> **Work instruction**
An exact restatement of the records below is expected.

> **Material shown**
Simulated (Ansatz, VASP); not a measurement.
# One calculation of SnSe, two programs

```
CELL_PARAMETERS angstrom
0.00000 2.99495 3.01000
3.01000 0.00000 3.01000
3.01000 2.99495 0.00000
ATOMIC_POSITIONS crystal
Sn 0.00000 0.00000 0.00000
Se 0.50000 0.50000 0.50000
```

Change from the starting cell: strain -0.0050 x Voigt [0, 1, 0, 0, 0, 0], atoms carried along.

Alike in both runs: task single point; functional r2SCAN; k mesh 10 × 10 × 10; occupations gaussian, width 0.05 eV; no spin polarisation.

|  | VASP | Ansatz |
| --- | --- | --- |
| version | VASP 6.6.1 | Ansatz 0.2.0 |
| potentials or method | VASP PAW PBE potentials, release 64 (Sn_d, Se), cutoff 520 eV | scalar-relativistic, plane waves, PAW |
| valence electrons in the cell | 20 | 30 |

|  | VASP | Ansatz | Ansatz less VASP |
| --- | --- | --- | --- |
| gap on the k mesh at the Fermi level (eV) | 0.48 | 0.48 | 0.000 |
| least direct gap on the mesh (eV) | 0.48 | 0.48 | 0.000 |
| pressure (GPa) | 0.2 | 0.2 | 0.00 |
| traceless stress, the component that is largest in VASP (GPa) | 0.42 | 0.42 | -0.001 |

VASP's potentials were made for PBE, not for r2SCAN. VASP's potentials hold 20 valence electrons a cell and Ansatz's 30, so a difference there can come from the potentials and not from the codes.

> **Task solution**
Simulated (Ansatz, VASP); not a measurement.
# One calculation of SnSe, two programs

```
CELL_PARAMETERS angstrom
0.00000 2.99495 3.01000
3.01000 0.00000 3.01000
3.01000 2.99495 0.00000
ATOMIC_POSITIONS crystal
Sn 0.00000 0.00000 0.00000
Se 0.50000 0.50000 0.50000
```

Change from the starting cell: strain -0.0050 x Voigt [0, 1, 0, 0, 0, 0], atoms carried along.

Alike in both runs: task single point; functional r2SCAN; k mesh 10 × 10 × 10; occupations gaussian, width 0.05 eV; no spin polarisation.

|  | VASP | Ansatz |
| --- | --- | --- |
| version | VASP 6.6.1 | Ansatz 0.2.0 |
| potentials or method | VASP PAW PBE potentials, release 64 (Sn_d, Se), cutoff 520 eV | scalar-relativistic, plane waves, PAW |
| valence electrons in the cell | 20 | 30 |

|  | VASP | Ansatz | Ansatz less VASP |
| --- | --- | --- | --- |
| gap on the k mesh at the Fermi level (eV) | 0.48 | 0.48 | 0.000 |
| least direct gap on the mesh (eV) | 0.48 | 0.48 | 0.000 |
| pressure (GPa) | 0.2 | 0.2 | 0.00 |
| traceless stress, the component that is largest in VASP (GPa) | 0.42 | 0.42 | -0.001 |

VASP's potentials were made for PBE, not for r2SCAN. VASP's potentials hold 20 valence electrons a cell and Ansatz's 30, so a difference there can come from the potentials and not from the codes.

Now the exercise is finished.